Excerpted records ::
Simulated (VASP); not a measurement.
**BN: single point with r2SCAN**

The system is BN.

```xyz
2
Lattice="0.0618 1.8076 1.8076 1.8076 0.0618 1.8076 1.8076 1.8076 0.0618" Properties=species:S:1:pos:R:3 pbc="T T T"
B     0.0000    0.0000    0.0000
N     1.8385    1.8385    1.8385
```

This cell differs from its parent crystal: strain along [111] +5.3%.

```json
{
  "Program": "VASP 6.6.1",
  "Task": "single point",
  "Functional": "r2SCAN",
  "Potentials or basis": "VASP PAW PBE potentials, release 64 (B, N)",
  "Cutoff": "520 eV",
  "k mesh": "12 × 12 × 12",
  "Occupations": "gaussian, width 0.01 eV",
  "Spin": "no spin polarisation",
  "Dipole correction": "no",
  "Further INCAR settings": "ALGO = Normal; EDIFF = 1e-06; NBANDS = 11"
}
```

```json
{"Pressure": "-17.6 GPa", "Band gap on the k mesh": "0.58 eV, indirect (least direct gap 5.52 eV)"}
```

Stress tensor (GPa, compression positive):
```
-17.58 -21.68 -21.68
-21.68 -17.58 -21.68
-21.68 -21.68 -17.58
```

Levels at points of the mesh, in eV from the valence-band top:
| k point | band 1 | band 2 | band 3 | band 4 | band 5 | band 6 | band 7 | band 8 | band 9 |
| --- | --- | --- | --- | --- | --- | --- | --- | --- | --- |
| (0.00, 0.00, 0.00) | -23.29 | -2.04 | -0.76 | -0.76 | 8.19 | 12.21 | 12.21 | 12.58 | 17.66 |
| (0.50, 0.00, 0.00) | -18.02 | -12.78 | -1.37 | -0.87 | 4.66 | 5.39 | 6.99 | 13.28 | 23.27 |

Exercise ::
What you return must match the data word for word.

Your response ::
Simulated (VASP); not a measurement.
**BN: single point with r2SCAN**

The system is BN.

```xyz
2
Lattice="0.0618 1.8076 1.8076 1.8076 0.0618 1.8076 1.8076 1.8076 0.0618" Properties=species:S:1:pos:R:3 pbc="T T T"
B     0.0000    0.0000    0.0000
N     1.8385    1.8385    1.8385
```

This cell differs from its parent crystal: strain along [111] +5.3%.

```json
{
  "Program": "VASP 6.6.1",
  "Task": "single point",
  "Functional": "r2SCAN",
  "Potentials or basis": "VASP PAW PBE potentials, release 64 (B, N)",
  "Cutoff": "520 eV",
  "k mesh": "12 × 12 × 12",
  "Occupations": "gaussian, width 0.01 eV",
  "Spin": "no spin polarisation",
  "Dipole correction": "no",
  "Further INCAR settings": "ALGO = Normal; EDIFF = 1e-06; NBANDS = 11"
}
```

```json
{"Pressure": "-17.6 GPa", "Band gap on the k mesh": "0.58 eV, indirect (least direct gap 5.52 eV)"}
```

Stress tensor (GPa, compression positive):
```
-17.58 -21.68 -21.68
-21.68 -17.58 -21.68
-21.68 -21.68 -17.58
```

Levels at points of the mesh, in eV from the valence-band top:
| k point | band 1 | band 2 | band 3 | band 4 | band 5 | band 6 | band 7 | band 8 | band 9 |
| --- | --- | --- | --- | --- | --- | --- | --- | --- | --- |
| (0.00, 0.00, 0.00) | -23.29 | -2.04 | -0.76 | -0.76 | 8.19 | 12.21 | 12.21 | 12.58 | 17.66 |
| (0.50, 0.00, 0.00) | -18.02 | -12.78 | -1.37 | -0.87 | 4.66 | 5.39 | 6.99 | 13.28 | 23.27 |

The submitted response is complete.